REQUIRED ACTION. In the response, each entry below should appear again exactly as given.

· · · ·

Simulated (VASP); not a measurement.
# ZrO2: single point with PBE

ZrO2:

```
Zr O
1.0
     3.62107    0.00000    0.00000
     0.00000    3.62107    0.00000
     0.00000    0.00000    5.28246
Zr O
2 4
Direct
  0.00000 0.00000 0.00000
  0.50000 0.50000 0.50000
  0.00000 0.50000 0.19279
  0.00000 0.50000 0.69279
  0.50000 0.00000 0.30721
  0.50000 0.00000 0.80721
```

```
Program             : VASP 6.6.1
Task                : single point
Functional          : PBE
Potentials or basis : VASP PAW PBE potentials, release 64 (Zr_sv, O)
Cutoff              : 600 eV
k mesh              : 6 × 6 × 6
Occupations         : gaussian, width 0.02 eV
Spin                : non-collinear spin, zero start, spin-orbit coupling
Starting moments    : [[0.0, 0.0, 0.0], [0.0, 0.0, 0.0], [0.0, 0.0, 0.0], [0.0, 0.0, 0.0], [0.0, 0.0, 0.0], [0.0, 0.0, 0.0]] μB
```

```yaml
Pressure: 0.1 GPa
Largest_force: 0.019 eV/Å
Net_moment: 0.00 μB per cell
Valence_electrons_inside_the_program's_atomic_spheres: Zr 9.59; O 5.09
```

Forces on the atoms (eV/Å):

· · · ·

ANSWER BOX.
Simulated (VASP); not a measurement.
# ZrO2: single point with PBE

ZrO2:

```
Zr O
1.0
     3.62107    0.00000    0.00000
     0.00000    3.62107    0.00000
     0.00000    0.00000    5.28246
Zr O
2 4
Direct
  0.00000 0.00000 0.00000
  0.50000 0.50000 0.50000
  0.00000 0.50000 0.19279
  0.00000 0.50000 0.69279
  0.50000 0.00000 0.30721
  0.50000 0.00000 0.80721
```

```
Program             : VASP 6.6.1
Task                : single point
Functional          : PBE
Potentials or basis : VASP PAW PBE potentials, release 64 (Zr_sv, O)
Cutoff              : 600 eV
k mesh              : 6 × 6 × 6
Occupations         : gaussian, width 0.02 eV
Spin                : non-collinear spin, zero start, spin-orbit coupling
Starting moments    : [[0.0, 0.0, 0.0], [0.0, 0.0, 0.0], [0.0, 0.0, 0.0], [0.0, 0.0, 0.0], [0.0, 0.0, 0.0], [0.0, 0.0, 0.0]] μB
```

```yaml
Pressure: 0.1 GPa
Largest_force: 0.019 eV/Å
Net_moment: 0.00 μB per cell
Valence_electrons_inside_the_program's_atomic_spheres: Zr 9.59; O 5.09
```

Forces on the atoms (eV/Å):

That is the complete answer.